Dataset entries:
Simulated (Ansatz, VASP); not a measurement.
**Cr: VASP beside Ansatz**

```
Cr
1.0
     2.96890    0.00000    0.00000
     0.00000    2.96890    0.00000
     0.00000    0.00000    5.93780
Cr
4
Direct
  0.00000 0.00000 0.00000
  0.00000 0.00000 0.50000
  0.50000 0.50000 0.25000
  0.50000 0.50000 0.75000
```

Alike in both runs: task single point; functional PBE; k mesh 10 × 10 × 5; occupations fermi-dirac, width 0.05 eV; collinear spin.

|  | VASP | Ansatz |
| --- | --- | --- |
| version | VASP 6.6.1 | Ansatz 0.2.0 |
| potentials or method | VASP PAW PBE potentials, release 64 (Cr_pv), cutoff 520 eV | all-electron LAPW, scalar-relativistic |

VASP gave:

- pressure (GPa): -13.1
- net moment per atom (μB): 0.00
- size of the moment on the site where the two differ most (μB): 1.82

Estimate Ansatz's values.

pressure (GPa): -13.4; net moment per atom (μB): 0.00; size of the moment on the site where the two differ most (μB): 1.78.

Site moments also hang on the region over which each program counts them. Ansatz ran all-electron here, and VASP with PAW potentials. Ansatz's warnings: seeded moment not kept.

Task item: Exactly as they appear, please write out the lines from the opening of the listing above down to the line containing "pressure (GPa): -13.4;", with both end lines included.

Written answer:
Simulated (Ansatz, VASP); not a measurement.
**Cr: VASP beside Ansatz**

```
Cr
1.0
     2.96890    0.00000    0.00000
     0.00000    2.96890    0.00000
     0.00000    0.00000    5.93780
Cr
4
Direct
  0.00000 0.00000 0.00000
  0.00000 0.00000 0.50000
  0.50000 0.50000 0.25000
  0.50000 0.50000 0.75000
```

Alike in both runs: task single point; functional PBE; k mesh 10 × 10 × 5; occupations fermi-dirac, width 0.05 eV; collinear spin.

|  | VASP | Ansatz |
| --- | --- | --- |
| version | VASP 6.6.1 | Ansatz 0.2.0 |
| potentials or method | VASP PAW PBE potentials, release 64 (Cr_pv), cutoff 520 eV | all-electron LAPW, scalar-relativistic |

VASP gave:

- pressure (GPa): -13.1
- net moment per atom (μB): 0.00
- size of the moment on the site where the two differ most (μB): 1.82

Estimate Ansatz's values.

pressure (GPa): -13.4; net moment per atom (μB): 0.00; size of the moment on the site where the two differ most (μB): 1.78.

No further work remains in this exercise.